▶ **Material supplied**
○ ○ ○

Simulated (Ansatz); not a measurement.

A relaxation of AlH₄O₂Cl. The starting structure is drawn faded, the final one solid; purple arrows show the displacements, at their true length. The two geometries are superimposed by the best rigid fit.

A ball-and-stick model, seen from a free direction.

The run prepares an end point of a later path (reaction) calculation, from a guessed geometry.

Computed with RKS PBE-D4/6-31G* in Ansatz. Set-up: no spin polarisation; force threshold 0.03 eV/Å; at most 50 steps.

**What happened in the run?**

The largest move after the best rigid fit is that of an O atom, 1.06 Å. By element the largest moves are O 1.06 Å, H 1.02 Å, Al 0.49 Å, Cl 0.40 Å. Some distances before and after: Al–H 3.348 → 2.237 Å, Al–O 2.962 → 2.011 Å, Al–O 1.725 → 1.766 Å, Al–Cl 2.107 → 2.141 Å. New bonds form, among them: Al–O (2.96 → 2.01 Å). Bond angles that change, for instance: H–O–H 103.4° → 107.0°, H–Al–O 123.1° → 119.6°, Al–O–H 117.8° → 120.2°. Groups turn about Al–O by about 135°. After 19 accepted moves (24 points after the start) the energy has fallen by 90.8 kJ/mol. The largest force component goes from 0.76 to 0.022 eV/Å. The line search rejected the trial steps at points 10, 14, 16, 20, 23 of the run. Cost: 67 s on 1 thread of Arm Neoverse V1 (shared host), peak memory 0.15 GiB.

○ ○ ○

Would you output every line of the listing exactly as given?

▶ **Task answer**
Simulated (Ansatz); not a measurement.

A relaxation of AlH₄O₂Cl. The starting structure is drawn faded, the final one solid; purple arrows show the displacements, at their true length. The two geometries are superimposed by the best rigid fit.

A ball-and-stick model, seen from a free direction.

The run prepares an end point of a later path (reaction) calculation, from a guessed geometry.

Computed with RKS PBE-D4/6-31G* in Ansatz. Set-up: no spin polarisation; force threshold 0.03 eV/Å; at most 50 steps.

**What happened in the run?**

The largest move after the best rigid fit is that of an O atom, 1.06 Å. By element the largest moves are O 1.06 Å, H 1.02 Å, Al 0.49 Å, Cl 0.40 Å. Some distances before and after: Al–H 3.348 → 2.237 Å, Al–O 2.962 → 2.011 Å, Al–O 1.725 → 1.766 Å, Al–Cl 2.107 → 2.141 Å. New bonds form, among them: Al–O (2.96 → 2.01 Å). Bond angles that change, for instance: H–O–H 103.4° → 107.0°, H–Al–O 123.1° → 119.6°, Al–O–H 117.8° → 120.2°. Groups turn about Al–O by about 135°. After 19 accepted moves (24 points after the start) the energy has fallen by 90.8 kJ/mol. The largest force component goes from 0.76 to 0.022 eV/Å. The line search rejected the trial steps at points 10, 14, 16, 20, 23 of the run. Cost: 67 s on 1 thread of Arm Neoverse V1 (shared host), peak memory 0.15 GiB.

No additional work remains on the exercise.